START Provided data

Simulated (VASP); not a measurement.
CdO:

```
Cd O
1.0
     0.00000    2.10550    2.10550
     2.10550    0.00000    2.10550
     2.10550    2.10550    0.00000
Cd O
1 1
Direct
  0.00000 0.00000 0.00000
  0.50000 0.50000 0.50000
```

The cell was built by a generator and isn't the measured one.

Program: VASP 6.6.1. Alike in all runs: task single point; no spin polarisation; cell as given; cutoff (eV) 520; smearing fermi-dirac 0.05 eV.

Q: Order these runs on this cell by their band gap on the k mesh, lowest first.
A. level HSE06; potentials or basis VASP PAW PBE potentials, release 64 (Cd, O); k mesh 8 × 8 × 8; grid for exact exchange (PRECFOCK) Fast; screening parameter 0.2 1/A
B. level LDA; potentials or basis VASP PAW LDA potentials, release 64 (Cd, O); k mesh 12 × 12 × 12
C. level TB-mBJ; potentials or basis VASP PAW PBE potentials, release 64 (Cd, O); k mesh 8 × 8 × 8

END Provided data

◆ **Work order**
Your task is to transcribe the listing above in full and exactly.

◆ **Task solution**
Simulated (VASP); not a measurement.
CdO:

```
Cd O
1.0
     0.00000    2.10550    2.10550
     2.10550    0.00000    2.10550
     2.10550    2.10550    0.00000
Cd O
1 1
Direct
  0.00000 0.00000 0.00000
  0.50000 0.50000 0.50000
```

The cell was built by a generator and isn't the measured one.

Program: VASP 6.6.1. Alike in all runs: task single point; no spin polarisation; cell as given; cutoff (eV) 520; smearing fermi-dirac 0.05 eV.

Q: Order these runs on this cell by their band gap on the k mesh, lowest first.
A. level HSE06; potentials or basis VASP PAW PBE potentials, release 64 (Cd, O); k mesh 8 × 8 × 8; grid for exact exchange (PRECFOCK) Fast; screening parameter 0.2 1/A
B. level LDA; potentials or basis VASP PAW LDA potentials, release 64 (Cd, O); k mesh 12 × 12 × 12
C. level TB-mBJ; potentials or basis VASP PAW PBE potentials, release 64 (Cd, O); k mesh 8 × 8 × 8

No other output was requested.